- [Required action] Reproduce the listing below exactly, from its first line down to and including the line with "Question: Estimate the wall time of this run.".

══════════
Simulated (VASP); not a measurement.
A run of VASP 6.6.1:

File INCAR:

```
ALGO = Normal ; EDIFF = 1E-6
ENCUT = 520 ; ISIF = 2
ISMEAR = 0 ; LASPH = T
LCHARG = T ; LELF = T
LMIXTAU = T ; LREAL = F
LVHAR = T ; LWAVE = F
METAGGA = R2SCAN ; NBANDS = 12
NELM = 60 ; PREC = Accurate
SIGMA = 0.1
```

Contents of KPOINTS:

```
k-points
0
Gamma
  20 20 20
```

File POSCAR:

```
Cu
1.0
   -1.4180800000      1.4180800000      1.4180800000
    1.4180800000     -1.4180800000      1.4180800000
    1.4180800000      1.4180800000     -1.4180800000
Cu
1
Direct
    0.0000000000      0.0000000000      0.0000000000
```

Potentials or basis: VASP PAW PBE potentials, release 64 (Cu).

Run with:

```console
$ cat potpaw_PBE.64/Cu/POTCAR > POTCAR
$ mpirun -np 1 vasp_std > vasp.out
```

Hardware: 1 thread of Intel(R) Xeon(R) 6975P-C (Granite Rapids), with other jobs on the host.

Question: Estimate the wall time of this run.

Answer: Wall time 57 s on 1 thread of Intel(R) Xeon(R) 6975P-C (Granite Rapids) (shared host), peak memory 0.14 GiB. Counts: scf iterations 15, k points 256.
══════════

- [Your response]
Simulated (VASP); not a measurement.
A run of VASP 6.6.1:

File INCAR:

```
ALGO = Normal ; EDIFF = 1E-6
ENCUT = 520 ; ISIF = 2
ISMEAR = 0 ; LASPH = T
LCHARG = T ; LELF = T
LMIXTAU = T ; LREAL = F
LVHAR = T ; LWAVE = F
METAGGA = R2SCAN ; NBANDS = 12
NELM = 60 ; PREC = Accurate
SIGMA = 0.1
```

Contents of KPOINTS:

```
k-points
0
Gamma
  20 20 20
```

File POSCAR:

```
Cu
1.0
   -1.4180800000      1.4180800000      1.4180800000
    1.4180800000     -1.4180800000      1.4180800000
    1.4180800000      1.4180800000     -1.4180800000
Cu
1
Direct
    0.0000000000      0.0000000000      0.0000000000
```

Potentials or basis: VASP PAW PBE potentials, release 64 (Cu).

Run with:

```console
$ cat potpaw_PBE.64/Cu/POTCAR > POTCAR
$ mpirun -np 1 vasp_std > vasp.out
```

Hardware: 1 thread of Intel(R) Xeon(R) 6975P-C (Granite Rapids), with other jobs on the host.

Question: Estimate the wall time of this run.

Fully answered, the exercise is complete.